Task item
All of the records must be repeated exactly as they read.

((

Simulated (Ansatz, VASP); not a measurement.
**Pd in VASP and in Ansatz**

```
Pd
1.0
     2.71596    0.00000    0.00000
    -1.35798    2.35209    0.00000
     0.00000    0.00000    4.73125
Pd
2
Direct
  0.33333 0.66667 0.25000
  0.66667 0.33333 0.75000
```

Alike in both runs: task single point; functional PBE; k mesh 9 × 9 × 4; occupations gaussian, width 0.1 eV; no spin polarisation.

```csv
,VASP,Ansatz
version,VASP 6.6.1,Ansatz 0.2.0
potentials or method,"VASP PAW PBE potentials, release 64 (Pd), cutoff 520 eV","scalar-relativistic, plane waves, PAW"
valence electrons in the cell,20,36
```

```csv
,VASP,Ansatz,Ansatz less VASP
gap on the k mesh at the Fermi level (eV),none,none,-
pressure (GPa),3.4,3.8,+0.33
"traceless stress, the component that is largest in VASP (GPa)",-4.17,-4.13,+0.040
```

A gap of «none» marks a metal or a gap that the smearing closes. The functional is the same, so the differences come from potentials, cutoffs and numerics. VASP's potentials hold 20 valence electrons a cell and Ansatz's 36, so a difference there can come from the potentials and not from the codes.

))

Exercise output
Simulated (Ansatz, VASP); not a measurement.
**Pd in VASP and in Ansatz**

```
Pd
1.0
     2.71596    0.00000    0.00000
    -1.35798    2.35209    0.00000
     0.00000    0.00000    4.73125
Pd
2
Direct
  0.33333 0.66667 0.25000
  0.66667 0.33333 0.75000
```

Alike in both runs: task single point; functional PBE; k mesh 9 × 9 × 4; occupations gaussian, width 0.1 eV; no spin polarisation.

```csv
,VASP,Ansatz
version,VASP 6.6.1,Ansatz 0.2.0
potentials or method,"VASP PAW PBE potentials, release 64 (Pd), cutoff 520 eV","scalar-relativistic, plane waves, PAW"
valence electrons in the cell,20,36
```

```csv
,VASP,Ansatz,Ansatz less VASP
gap on the k mesh at the Fermi level (eV),none,none,-
pressure (GPa),3.4,3.8,+0.33
"traceless stress, the component that is largest in VASP (GPa)",-4.17,-4.13,+0.040
```

A gap of «none» marks a metal or a gap that the smearing closes. The functional is the same, so the differences come from potentials, cutoffs and numerics. VASP's potentials hold 20 valence electrons a cell and Ansatz's 36, so a difference there can come from the potentials and not from the codes.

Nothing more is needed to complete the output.